START Given records

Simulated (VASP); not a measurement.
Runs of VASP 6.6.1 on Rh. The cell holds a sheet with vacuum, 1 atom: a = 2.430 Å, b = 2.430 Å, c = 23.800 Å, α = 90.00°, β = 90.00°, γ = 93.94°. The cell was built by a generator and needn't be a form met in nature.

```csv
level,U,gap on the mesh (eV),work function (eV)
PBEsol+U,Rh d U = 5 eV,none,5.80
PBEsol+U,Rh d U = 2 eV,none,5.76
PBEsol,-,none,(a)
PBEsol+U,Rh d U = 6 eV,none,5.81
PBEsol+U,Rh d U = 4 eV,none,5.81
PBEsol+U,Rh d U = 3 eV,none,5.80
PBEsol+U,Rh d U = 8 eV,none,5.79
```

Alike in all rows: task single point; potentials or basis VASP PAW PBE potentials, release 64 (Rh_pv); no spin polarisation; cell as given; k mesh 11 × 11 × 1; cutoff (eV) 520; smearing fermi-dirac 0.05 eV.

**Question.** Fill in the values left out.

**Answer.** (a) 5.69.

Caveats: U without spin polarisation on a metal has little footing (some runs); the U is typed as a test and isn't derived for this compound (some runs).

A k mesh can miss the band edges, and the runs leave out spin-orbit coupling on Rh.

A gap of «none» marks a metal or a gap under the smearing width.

END Given records

Work order → The data above needs to be repeated exactly, line for line.

Your response →
Simulated (VASP); not a measurement.
Runs of VASP 6.6.1 on Rh. The cell holds a sheet with vacuum, 1 atom: a = 2.430 Å, b = 2.430 Å, c = 23.800 Å, α = 90.00°, β = 90.00°, γ = 93.94°. The cell was built by a generator and needn't be a form met in nature.

```csv
level,U,gap on the mesh (eV),work function (eV)
PBEsol+U,Rh d U = 5 eV,none,5.80
PBEsol+U,Rh d U = 2 eV,none,5.76
PBEsol,-,none,(a)
PBEsol+U,Rh d U = 6 eV,none,5.81
PBEsol+U,Rh d U = 4 eV,none,5.81
PBEsol+U,Rh d U = 3 eV,none,5.80
PBEsol+U,Rh d U = 8 eV,none,5.79
```

Alike in all rows: task single point; potentials or basis VASP PAW PBE potentials, release 64 (Rh_pv); no spin polarisation; cell as given; k mesh 11 × 11 × 1; cutoff (eV) 520; smearing fermi-dirac 0.05 eV.

**Question.** Fill in the values left out.

**Answer.** (a) 5.69.

Caveats: U without spin polarisation on a metal has little footing (some runs); the U is typed as a test and isn't derived for this compound (some runs).

A k mesh can miss the band edges, and the runs leave out spin-orbit coupling on Rh.

A gap of «none» marks a metal or a gap under the smearing width.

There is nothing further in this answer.